====== INFORMATION GIVEN

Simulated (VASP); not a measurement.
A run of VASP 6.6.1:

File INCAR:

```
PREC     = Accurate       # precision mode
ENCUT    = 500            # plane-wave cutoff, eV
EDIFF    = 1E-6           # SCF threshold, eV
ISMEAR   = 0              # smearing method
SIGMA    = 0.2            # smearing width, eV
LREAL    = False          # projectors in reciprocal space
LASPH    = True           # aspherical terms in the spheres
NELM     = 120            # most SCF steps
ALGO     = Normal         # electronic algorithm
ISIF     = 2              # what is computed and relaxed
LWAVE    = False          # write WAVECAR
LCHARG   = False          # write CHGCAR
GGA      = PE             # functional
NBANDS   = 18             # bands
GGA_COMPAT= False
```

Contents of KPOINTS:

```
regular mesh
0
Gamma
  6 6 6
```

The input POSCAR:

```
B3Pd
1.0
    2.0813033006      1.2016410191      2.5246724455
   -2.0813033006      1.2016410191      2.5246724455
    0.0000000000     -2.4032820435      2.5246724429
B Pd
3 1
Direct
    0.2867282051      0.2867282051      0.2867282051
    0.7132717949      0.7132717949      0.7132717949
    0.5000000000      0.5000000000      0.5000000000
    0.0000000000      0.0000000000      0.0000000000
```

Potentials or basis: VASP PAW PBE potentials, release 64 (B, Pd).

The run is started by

============

Please make an exact copy of each record.

- TASK RESULT
Simulated (VASP); not a measurement.
A run of VASP 6.6.1:

File INCAR:

```
PREC     = Accurate       # precision mode
ENCUT    = 500            # plane-wave cutoff, eV
EDIFF    = 1E-6           # SCF threshold, eV
ISMEAR   = 0              # smearing method
SIGMA    = 0.2            # smearing width, eV
LREAL    = False          # projectors in reciprocal space
LASPH    = True           # aspherical terms in the spheres
NELM     = 120            # most SCF steps
ALGO     = Normal         # electronic algorithm
ISIF     = 2              # what is computed and relaxed
LWAVE    = False          # write WAVECAR
LCHARG   = False          # write CHGCAR
GGA      = PE             # functional
NBANDS   = 18             # bands
GGA_COMPAT= False
```

Contents of KPOINTS:

```
regular mesh
0
Gamma
  6 6 6
```

The input POSCAR:

```
B3Pd
1.0
    2.0813033006      1.2016410191      2.5246724455
   -2.0813033006      1.2016410191      2.5246724455
    0.0000000000     -2.4032820435      2.5246724429
B Pd
3 1
Direct
    0.2867282051      0.2867282051      0.2867282051
    0.7132717949      0.7132717949      0.7132717949
    0.5000000000      0.5000000000      0.5000000000
    0.0000000000      0.0000000000      0.0000000000
```

Potentials or basis: VASP PAW PBE potentials, release 64 (B, Pd).

The run is started by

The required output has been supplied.